* _Work order_: Each record must appear in the answer exactly as given.

□ □ □

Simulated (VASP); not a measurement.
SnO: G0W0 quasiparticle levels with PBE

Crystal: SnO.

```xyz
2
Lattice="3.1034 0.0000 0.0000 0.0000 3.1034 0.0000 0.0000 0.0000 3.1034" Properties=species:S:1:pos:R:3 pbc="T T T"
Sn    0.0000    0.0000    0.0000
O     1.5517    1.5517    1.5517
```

□ □ □

* _Task result_:
Simulated (VASP); not a measurement.
SnO: G0W0 quasiparticle levels with PBE

Crystal: SnO.

```xyz
2
Lattice="3.1034 0.0000 0.0000 0.0000 3.1034 0.0000 0.0000 0.0000 3.1034" Properties=species:S:1:pos:R:3 pbc="T T T"
Sn    0.0000    0.0000    0.0000
O     1.5517    1.5517    1.5517
```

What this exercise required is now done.